=== Begin Enclosure ===
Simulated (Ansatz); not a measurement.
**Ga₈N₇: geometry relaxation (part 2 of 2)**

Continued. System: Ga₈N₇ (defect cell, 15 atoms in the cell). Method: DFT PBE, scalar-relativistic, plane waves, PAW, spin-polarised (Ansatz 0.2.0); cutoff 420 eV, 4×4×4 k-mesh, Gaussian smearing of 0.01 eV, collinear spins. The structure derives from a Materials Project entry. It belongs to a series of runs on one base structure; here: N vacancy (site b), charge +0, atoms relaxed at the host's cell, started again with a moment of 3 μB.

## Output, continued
=== End Enclosure ===

Required action: With no alteration of any kind, give the data again in full.

Solution:
Simulated (Ansatz); not a measurement.
**Ga₈N₇: geometry relaxation (part 2 of 2)**

Continued. System: Ga₈N₇ (defect cell, 15 atoms in the cell). Method: DFT PBE, scalar-relativistic, plane waves, PAW, spin-polarised (Ansatz 0.2.0); cutoff 420 eV, 4×4×4 k-mesh, Gaussian smearing of 0.01 eV, collinear spins. The structure derives from a Materials Project entry. It belongs to a series of runs on one base structure; here: N vacancy (site b), charge +0, atoms relaxed at the host's cell, started again with a moment of 3 μB.

## Output, continued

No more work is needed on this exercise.